● **Provided information**
# # # # #
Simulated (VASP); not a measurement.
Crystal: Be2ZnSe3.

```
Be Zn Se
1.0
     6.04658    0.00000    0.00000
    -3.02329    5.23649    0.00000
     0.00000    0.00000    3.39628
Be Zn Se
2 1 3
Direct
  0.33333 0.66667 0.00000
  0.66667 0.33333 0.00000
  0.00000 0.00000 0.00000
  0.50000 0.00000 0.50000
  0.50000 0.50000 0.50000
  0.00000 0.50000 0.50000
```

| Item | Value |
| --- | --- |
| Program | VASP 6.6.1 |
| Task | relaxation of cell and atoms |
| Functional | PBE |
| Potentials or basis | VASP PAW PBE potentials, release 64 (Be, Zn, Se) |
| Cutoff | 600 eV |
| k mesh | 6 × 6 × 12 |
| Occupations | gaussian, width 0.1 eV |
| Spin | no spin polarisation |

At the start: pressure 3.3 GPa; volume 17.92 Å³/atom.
# # # # #

● **Brief**
From the first line to the last, write out the listing exactly.

● **Reply**
Simulated (VASP); not a measurement.
Crystal: Be2ZnSe3.

```
Be Zn Se
1.0
     6.04658    0.00000    0.00000
    -3.02329    5.23649    0.00000
     0.00000    0.00000    3.39628
Be Zn Se
2 1 3
Direct
  0.33333 0.66667 0.00000
  0.66667 0.33333 0.00000
  0.00000 0.00000 0.00000
  0.50000 0.00000 0.50000
  0.50000 0.50000 0.50000
  0.00000 0.50000 0.50000
```

| Item | Value |
| --- | --- |
| Program | VASP 6.6.1 |
| Task | relaxation of cell and atoms |
| Functional | PBE |
| Potentials or basis | VASP PAW PBE potentials, release 64 (Be, Zn, Se) |
| Cutoff | 600 eV |
| k mesh | 6 × 6 × 12 |
| Occupations | gaussian, width 0.1 eV |
| Spin | no spin polarisation |

At the start: pressure 3.3 GPa; volume 17.92 Å³/atom.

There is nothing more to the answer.